-.-.-

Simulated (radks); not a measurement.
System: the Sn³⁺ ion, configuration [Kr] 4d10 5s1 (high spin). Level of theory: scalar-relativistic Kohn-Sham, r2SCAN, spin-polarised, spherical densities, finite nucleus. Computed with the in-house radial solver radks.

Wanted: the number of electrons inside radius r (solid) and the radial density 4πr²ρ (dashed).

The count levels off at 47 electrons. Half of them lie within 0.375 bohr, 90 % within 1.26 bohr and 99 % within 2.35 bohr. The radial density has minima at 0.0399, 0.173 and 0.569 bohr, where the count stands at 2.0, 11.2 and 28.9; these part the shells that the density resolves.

-.-.-

ASSIGNED TASK: All lines from the start of the entries through the line where "Wanted: the number" sits should be duplicated exactly, with nothing else in the output.

TASK SOLUTION:
Simulated (radks); not a measurement.
System: the Sn³⁺ ion, configuration [Kr] 4d10 5s1 (high spin). Level of theory: scalar-relativistic Kohn-Sham, r2SCAN, spin-polarised, spherical densities, finite nucleus. Computed with the in-house radial solver radks.

Wanted: the number of electrons inside radius r (solid) and the radial density 4πr²ρ (dashed).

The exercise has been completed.